-*-*-

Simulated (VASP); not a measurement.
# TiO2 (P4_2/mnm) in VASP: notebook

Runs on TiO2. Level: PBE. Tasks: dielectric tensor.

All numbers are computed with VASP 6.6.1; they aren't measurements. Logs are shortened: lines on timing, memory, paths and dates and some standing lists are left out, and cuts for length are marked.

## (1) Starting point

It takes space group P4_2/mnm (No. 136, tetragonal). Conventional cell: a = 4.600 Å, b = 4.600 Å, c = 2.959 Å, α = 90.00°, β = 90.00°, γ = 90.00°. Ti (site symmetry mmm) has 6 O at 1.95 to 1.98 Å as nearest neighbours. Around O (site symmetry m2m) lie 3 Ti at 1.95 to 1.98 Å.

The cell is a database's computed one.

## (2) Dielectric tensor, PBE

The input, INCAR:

-*-*-

#### ACTIVITY:
Start at the first line of the entries and stop at the line with "## (2) Dielectric tensor, PBE". Retype each of those lines exactly, both ends included.

#### WRITTEN ANSWER:
Simulated (VASP); not a measurement.
# TiO2 (P4_2/mnm) in VASP: notebook

Runs on TiO2. Level: PBE. Tasks: dielectric tensor.

All numbers are computed with VASP 6.6.1; they aren't measurements. Logs are shortened: lines on timing, memory, paths and dates and some standing lists are left out, and cuts for length are marked.

## (1) Starting point

It takes space group P4_2/mnm (No. 136, tetragonal). Conventional cell: a = 4.600 Å, b = 4.600 Å, c = 2.959 Å, α = 90.00°, β = 90.00°, γ = 90.00°. Ti (site symmetry mmm) has 6 O at 1.95 to 1.98 Å as nearest neighbours. Around O (site symmetry m2m) lie 3 Ti at 1.95 to 1.98 Å.

The cell is a database's computed one.

## (2) Dielectric tensor, PBE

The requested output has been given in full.